<<<<
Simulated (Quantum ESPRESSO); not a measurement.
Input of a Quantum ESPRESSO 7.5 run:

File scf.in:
>>>>

Task item -> In this exercise, give every record above again exactly.

Problem solution ->
Simulated (Quantum ESPRESSO); not a measurement.
Input of a Quantum ESPRESSO 7.5 run:

File scf.in:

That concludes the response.